--- Data section ---
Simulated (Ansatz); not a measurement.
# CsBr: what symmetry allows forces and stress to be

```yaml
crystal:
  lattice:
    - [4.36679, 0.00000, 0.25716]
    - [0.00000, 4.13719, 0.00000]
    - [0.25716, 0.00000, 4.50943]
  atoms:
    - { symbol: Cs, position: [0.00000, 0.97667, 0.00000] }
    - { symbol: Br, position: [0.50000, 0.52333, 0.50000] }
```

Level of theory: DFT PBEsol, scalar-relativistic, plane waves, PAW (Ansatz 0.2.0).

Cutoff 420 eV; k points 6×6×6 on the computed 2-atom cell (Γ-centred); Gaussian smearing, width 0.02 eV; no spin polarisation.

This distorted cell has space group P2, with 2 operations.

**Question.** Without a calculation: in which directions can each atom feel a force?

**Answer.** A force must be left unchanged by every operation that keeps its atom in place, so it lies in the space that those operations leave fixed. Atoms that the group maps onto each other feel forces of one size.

--- Brief ---
Take the lines from the first line of the listing to the line containing "Cutoff 420 eV;". Please print them exactly, ends included, with nothing else.

--- Your solution ---
Simulated (Ansatz); not a measurement.
# CsBr: what symmetry allows forces and stress to be

```yaml
crystal:
  lattice:
    - [4.36679, 0.00000, 0.25716]
    - [0.00000, 4.13719, 0.00000]
    - [0.25716, 0.00000, 4.50943]
  atoms:
    - { symbol: Cs, position: [0.00000, 0.97667, 0.00000] }
    - { symbol: Br, position: [0.50000, 0.52333, 0.50000] }
```

Level of theory: DFT PBEsol, scalar-relativistic, plane waves, PAW (Ansatz 0.2.0).

Cutoff 420 eV; k points 6×6×6 on the computed 2-atom cell (Γ-centred); Gaussian smearing, width 0.02 eV; no spin polarisation.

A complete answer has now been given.